ENTRIES SHOWN: Begin

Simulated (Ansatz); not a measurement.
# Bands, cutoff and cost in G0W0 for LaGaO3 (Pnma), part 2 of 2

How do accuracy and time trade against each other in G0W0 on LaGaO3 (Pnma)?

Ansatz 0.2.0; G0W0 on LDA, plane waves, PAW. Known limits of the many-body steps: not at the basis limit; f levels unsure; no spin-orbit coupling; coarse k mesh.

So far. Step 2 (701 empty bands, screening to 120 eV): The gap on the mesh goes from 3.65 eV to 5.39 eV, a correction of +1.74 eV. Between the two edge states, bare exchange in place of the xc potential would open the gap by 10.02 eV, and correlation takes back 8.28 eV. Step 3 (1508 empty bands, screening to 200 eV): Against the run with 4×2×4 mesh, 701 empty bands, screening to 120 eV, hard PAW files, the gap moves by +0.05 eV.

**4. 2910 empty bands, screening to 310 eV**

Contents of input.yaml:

ENTRIES SHOWN: End

* ASSIGNMENT
Each line of the listing has to be reproduced exactly.

* WRITTEN SOLUTION
Simulated (Ansatz); not a measurement.
# Bands, cutoff and cost in G0W0 for LaGaO3 (Pnma), part 2 of 2

How do accuracy and time trade against each other in G0W0 on LaGaO3 (Pnma)?

Ansatz 0.2.0; G0W0 on LDA, plane waves, PAW. Known limits of the many-body steps: not at the basis limit; f levels unsure; no spin-orbit coupling; coarse k mesh.

So far. Step 2 (701 empty bands, screening to 120 eV): The gap on the mesh goes from 3.65 eV to 5.39 eV, a correction of +1.74 eV. Between the two edge states, bare exchange in place of the xc potential would open the gap by 10.02 eV, and correlation takes back 8.28 eV. Step 3 (1508 empty bands, screening to 200 eV): Against the run with 4×2×4 mesh, 701 empty bands, screening to 120 eV, hard PAW files, the gap moves by +0.05 eV.

**4. 2910 empty bands, screening to 310 eV**

Contents of input.yaml:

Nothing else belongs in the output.